Brief:
Here is the task for the records below: repeat exactly the lines from the one with "freeze the cores." to the one with "Q: How many", both included, and nothing else.

------------------------

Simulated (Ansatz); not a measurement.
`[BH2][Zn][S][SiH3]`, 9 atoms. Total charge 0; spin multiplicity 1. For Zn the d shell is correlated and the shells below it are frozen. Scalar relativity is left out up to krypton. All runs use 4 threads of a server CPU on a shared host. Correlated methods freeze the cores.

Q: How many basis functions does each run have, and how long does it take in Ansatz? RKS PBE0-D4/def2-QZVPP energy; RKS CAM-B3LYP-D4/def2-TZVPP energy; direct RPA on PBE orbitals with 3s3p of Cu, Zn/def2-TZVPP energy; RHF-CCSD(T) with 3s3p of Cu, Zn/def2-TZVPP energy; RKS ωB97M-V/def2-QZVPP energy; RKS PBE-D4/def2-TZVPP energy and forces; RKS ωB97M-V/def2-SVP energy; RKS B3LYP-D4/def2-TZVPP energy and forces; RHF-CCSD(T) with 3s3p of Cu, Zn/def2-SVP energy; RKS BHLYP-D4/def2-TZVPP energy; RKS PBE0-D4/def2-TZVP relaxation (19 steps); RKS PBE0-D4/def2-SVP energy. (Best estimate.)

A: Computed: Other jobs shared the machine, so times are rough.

------------------------

Your response:
`[BH2][Zn][S][SiH3]`, 9 atoms. Total charge 0; spin multiplicity 1. For Zn the d shell is correlated and the shells below it are frozen. Scalar relativity is left out up to krypton. All runs use 4 threads of a server CPU on a shared host. Correlated methods freeze the cores.

Q: How many basis functions does each run have, and how long does it take in Ansatz? RKS PBE0-D4/def2-QZVPP energy; RKS CAM-B3LYP-D4/def2-TZVPP energy; direct RPA on PBE orbitals with 3s3p of Cu, Zn/def2-TZVPP energy; RHF-CCSD(T) with 3s3p of Cu, Zn/def2-TZVPP energy; RKS ωB97M-V/def2-QZVPP energy; RKS PBE-D4/def2-TZVPP energy and forces; RKS ωB97M-V/def2-SVP energy; RKS B3LYP-D4/def2-TZVPP energy and forces; RHF-CCSD(T) with 3s3p of Cu, Zn/def2-SVP energy; RKS BHLYP-D4/def2-TZVPP energy; RKS PBE0-D4/def2-TZVP relaxation (19 steps); RKS PBE0-D4/def2-SVP energy. (Best estimate.)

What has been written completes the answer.